Task item: Once the line holding "### What figure" is found in the listing below, write it out and each later line exactly, up to and including the one holding "### How do these".

Extracted records:

____________________

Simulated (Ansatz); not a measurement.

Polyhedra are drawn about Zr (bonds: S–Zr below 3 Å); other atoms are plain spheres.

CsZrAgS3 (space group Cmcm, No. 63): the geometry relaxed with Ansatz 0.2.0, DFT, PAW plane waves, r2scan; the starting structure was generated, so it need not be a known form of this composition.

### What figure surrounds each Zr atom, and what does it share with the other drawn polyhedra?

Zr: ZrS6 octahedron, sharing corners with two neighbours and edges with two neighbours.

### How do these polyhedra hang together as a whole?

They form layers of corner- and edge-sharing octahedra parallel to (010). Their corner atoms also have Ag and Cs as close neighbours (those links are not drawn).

____________________

Exercise answer:
### What figure surrounds each Zr atom, and what does it share with the other drawn polyhedra?

Zr: ZrS6 octahedron, sharing corners with two neighbours and edges with two neighbours.

### How do these polyhedra hang together as a whole?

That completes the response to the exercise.